* * * *

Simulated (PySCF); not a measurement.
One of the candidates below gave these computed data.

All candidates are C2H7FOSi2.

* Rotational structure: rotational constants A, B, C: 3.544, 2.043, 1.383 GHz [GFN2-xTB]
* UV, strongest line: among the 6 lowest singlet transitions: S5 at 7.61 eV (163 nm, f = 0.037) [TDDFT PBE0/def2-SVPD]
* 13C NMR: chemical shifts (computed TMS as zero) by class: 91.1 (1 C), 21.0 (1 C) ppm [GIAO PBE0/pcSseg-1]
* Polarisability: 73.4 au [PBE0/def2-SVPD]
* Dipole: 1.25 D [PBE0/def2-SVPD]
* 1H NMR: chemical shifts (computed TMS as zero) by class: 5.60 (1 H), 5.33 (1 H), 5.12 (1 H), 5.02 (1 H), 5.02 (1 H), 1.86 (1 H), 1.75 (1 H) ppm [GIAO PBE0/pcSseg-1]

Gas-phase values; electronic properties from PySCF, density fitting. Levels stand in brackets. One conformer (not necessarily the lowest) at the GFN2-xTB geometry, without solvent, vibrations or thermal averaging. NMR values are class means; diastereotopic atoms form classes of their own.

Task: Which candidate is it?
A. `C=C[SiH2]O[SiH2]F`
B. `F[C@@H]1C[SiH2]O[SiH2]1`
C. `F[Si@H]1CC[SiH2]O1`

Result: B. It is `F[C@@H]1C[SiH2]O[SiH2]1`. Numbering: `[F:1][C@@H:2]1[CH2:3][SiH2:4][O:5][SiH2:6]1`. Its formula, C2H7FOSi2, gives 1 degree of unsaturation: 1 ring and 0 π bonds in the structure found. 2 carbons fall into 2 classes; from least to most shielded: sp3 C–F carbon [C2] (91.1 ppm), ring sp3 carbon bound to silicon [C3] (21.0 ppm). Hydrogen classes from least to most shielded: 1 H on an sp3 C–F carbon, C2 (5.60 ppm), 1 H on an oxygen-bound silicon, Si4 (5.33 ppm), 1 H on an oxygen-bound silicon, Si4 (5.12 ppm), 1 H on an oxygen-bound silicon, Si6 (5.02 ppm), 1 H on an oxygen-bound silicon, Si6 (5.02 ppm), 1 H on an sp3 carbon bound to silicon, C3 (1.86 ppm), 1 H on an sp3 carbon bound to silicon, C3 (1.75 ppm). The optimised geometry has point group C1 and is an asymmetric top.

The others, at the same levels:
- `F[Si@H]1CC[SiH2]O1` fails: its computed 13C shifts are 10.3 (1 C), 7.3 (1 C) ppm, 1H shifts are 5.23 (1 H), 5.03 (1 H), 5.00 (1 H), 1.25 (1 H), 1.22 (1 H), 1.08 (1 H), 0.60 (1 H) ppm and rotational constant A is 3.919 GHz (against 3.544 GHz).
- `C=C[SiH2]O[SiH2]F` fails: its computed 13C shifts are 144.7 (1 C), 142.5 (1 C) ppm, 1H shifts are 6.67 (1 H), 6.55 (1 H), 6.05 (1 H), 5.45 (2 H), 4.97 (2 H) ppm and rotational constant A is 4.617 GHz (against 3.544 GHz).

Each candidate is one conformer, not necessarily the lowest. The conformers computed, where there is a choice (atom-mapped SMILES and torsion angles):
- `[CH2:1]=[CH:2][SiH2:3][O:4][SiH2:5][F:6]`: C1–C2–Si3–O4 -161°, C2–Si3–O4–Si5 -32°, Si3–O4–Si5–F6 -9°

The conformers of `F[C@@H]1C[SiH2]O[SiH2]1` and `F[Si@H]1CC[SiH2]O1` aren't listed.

* * * *

From the first line of the data above to the line containing "0.037) [TDDFT PBE0/def2-SVPD]", repeat everything exactly and add nothing.

Answer box>
Simulated (PySCF); not a measurement.
One of the candidates below gave these computed data.

All candidates are C2H7FOSi2.

* Rotational structure: rotational constants A, B, C: 3.544, 2.043, 1.383 GHz [GFN2-xTB]
* UV, strongest line: among the 6 lowest singlet transitions: S5 at 7.61 eV (163 nm, f = 0.037) [TDDFT PBE0/def2-SVPD]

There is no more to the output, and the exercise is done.